[Start of section]
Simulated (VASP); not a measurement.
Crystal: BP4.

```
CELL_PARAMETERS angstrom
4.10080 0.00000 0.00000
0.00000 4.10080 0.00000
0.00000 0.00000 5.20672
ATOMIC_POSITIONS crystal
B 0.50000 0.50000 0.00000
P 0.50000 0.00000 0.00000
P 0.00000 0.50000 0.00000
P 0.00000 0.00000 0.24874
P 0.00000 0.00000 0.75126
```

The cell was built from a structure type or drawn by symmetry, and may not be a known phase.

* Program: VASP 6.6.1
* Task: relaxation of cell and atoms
[End of section]

Return the material in full. Each line must match.

_Task result_
Simulated (VASP); not a measurement.
Crystal: BP4.

```
CELL_PARAMETERS angstrom
4.10080 0.00000 0.00000
0.00000 4.10080 0.00000
0.00000 0.00000 5.20672
ATOMIC_POSITIONS crystal
B 0.50000 0.50000 0.00000
P 0.50000 0.00000 0.00000
P 0.00000 0.50000 0.00000
P 0.00000 0.00000 0.24874
P 0.00000 0.00000 0.75126
```

The cell was built from a structure type or drawn by symmetry, and may not be a known phase.

* Program: VASP 6.6.1
* Task: relaxation of cell and atoms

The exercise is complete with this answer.